_WORK TASK:_ Every entry must come back exactly as it was given.

_MATERIAL SUPPLIED:_

- - - - -

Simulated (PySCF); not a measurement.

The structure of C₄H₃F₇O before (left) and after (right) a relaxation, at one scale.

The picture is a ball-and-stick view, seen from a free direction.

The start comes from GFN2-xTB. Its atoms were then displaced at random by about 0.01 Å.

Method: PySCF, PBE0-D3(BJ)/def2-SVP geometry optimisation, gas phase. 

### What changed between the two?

- - - - -

_WORKED SOLUTION:_
Simulated (PySCF); not a measurement.

The structure of C₄H₃F₇O before (left) and after (right) a relaxation, at one scale.

The picture is a ball-and-stick view, seen from a free direction.

The start comes from GFN2-xTB. Its atoms were then displaced at random by about 0.01 Å.

Method: PySCF, PBE0-D3(BJ)/def2-SVP geometry optimisation, gas phase. 

### What changed between the two?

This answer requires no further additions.